* [Extracted data]
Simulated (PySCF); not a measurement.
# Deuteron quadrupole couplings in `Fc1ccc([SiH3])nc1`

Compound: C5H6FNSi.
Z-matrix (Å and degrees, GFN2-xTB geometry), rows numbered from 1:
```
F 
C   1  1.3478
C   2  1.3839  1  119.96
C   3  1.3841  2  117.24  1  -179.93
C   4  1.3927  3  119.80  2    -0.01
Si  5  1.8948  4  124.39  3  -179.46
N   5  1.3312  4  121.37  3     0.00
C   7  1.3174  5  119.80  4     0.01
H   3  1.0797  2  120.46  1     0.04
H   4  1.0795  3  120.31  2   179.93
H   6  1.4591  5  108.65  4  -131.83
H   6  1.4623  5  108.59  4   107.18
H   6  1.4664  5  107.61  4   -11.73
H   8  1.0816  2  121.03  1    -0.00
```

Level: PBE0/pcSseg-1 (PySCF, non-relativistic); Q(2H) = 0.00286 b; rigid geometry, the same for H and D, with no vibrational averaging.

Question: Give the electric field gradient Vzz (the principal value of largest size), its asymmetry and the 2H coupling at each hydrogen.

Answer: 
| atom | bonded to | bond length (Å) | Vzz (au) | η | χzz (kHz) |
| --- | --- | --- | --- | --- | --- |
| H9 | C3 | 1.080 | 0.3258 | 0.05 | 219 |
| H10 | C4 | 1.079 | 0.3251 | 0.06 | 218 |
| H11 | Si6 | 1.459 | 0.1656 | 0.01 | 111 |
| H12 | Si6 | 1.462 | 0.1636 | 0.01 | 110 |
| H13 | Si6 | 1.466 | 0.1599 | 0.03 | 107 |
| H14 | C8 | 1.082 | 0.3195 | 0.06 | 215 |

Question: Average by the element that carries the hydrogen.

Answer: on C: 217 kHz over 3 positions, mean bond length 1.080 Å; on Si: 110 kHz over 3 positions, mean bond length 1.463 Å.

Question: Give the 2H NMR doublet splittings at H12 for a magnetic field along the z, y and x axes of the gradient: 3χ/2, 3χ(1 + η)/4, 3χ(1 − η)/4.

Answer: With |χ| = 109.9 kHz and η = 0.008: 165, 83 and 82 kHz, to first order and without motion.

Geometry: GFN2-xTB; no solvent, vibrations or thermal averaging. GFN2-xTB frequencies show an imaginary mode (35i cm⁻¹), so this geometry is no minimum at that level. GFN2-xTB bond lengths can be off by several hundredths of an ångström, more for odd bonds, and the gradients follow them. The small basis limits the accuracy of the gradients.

* [Exercise] Begin with the line that has "0.05 | 219 |" in the listing above and end after the line that has "Answer: With |χ|"; output those lines exactly.

* [Task solution]
| H9 | C3 | 1.080 | 0.3258 | 0.05 | 219 |
| H10 | C4 | 1.079 | 0.3251 | 0.06 | 218 |
| H11 | Si6 | 1.459 | 0.1656 | 0.01 | 111 |
| H12 | Si6 | 1.462 | 0.1636 | 0.01 | 110 |
| H13 | Si6 | 1.466 | 0.1599 | 0.03 | 107 |
| H14 | C8 | 1.082 | 0.3195 | 0.06 | 215 |

Question: Average by the element that carries the hydrogen.

Answer: on C: 217 kHz over 3 positions, mean bond length 1.080 Å; on Si: 110 kHz over 3 positions, mean bond length 1.463 Å.

Question: Give the 2H NMR doublet splittings at H12 for a magnetic field along the z, y and x axes of the gradient: 3χ/2, 3χ(1 + η)/4, 3χ(1 − η)/4.

Answer: With |χ| = 109.9 kHz and η = 0.008: 165, 83 and 82 kHz, to first order and without motion.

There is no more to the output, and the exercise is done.